# Data for analysis
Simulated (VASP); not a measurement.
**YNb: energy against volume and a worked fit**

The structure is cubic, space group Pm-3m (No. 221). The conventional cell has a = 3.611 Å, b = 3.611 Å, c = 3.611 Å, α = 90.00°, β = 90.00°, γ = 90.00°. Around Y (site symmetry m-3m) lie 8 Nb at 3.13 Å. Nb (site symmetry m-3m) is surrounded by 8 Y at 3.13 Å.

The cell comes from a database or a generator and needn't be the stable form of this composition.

# Activity
Transcribe all the entries exactly, as they stand.

# Written reply
Simulated (VASP); not a measurement.
**YNb: energy against volume and a worked fit**

The structure is cubic, space group Pm-3m (No. 221). The conventional cell has a = 3.611 Å, b = 3.611 Å, c = 3.611 Å, α = 90.00°, β = 90.00°, γ = 90.00°. Around Y (site symmetry m-3m) lie 8 Nb at 3.13 Å. Nb (site symmetry m-3m) is surrounded by 8 Y at 3.13 Å.

The cell comes from a database or a generator and needn't be the stable form of this composition.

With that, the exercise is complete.